*Exercise:* Go through the listing below from its first line and repeat each line exactly, ending at the line containing "(2) Mean squared" and including it.

Segment Start: Entries shown

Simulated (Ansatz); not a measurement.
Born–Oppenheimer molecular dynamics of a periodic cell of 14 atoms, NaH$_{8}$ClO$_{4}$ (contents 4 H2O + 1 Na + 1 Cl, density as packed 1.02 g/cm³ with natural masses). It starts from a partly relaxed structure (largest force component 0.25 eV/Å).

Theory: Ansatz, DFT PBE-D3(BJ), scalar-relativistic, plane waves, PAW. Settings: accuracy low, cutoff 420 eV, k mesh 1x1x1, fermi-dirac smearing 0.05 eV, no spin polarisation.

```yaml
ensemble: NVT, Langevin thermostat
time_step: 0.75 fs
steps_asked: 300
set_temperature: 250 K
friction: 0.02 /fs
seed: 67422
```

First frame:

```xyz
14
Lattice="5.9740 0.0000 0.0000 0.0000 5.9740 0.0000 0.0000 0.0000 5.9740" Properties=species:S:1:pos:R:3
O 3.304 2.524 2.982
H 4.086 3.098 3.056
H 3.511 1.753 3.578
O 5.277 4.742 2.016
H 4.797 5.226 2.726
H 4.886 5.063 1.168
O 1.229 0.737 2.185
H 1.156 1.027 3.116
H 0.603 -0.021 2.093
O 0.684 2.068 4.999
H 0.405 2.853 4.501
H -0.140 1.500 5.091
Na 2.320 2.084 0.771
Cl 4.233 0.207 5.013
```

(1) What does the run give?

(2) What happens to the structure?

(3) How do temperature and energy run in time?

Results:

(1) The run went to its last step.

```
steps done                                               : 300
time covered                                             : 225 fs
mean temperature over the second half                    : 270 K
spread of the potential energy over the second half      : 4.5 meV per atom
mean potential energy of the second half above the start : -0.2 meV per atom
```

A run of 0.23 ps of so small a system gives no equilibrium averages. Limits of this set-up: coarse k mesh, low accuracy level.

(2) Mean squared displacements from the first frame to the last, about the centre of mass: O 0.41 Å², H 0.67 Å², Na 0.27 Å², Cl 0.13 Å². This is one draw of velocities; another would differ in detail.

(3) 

Segment End: Entries shown

*Answer box:*
Simulated (Ansatz); not a measurement.
Born–Oppenheimer molecular dynamics of a periodic cell of 14 atoms, NaH$_{8}$ClO$_{4}$ (contents 4 H2O + 1 Na + 1 Cl, density as packed 1.02 g/cm³ with natural masses). It starts from a partly relaxed structure (largest force component 0.25 eV/Å).

Theory: Ansatz, DFT PBE-D3(BJ), scalar-relativistic, plane waves, PAW. Settings: accuracy low, cutoff 420 eV, k mesh 1x1x1, fermi-dirac smearing 0.05 eV, no spin polarisation.

```yaml
ensemble: NVT, Langevin thermostat
time_step: 0.75 fs
steps_asked: 300
set_temperature: 250 K
friction: 0.02 /fs
seed: 67422
```

First frame:

```xyz
14
Lattice="5.9740 0.0000 0.0000 0.0000 5.9740 0.0000 0.0000 0.0000 5.9740" Properties=species:S:1:pos:R:3
O 3.304 2.524 2.982
H 4.086 3.098 3.056
H 3.511 1.753 3.578
O 5.277 4.742 2.016
H 4.797 5.226 2.726
H 4.886 5.063 1.168
O 1.229 0.737 2.185
H 1.156 1.027 3.116
H 0.603 -0.021 2.093
O 0.684 2.068 4.999
H 0.405 2.853 4.501
H -0.140 1.500 5.091
Na 2.320 2.084 0.771
Cl 4.233 0.207 5.013
```

(1) What does the run give?

(2) What happens to the structure?

(3) How do temperature and energy run in time?

Results:

(1) The run went to its last step.

```
steps done                                               : 300
time covered                                             : 225 fs
mean temperature over the second half                    : 270 K
spread of the potential energy over the second half      : 4.5 meV per atom
mean potential energy of the second half above the start : -0.2 meV per atom
```

A run of 0.23 ps of so small a system gives no equilibrium averages. Limits of this set-up: coarse k mesh, low accuracy level.

(2) Mean squared displacements from the first frame to the last, about the centre of mass: O 0.41 Å², H 0.67 Å², Na 0.27 Å², Cl 0.13 Å². This is one draw of velocities; another would differ in detail.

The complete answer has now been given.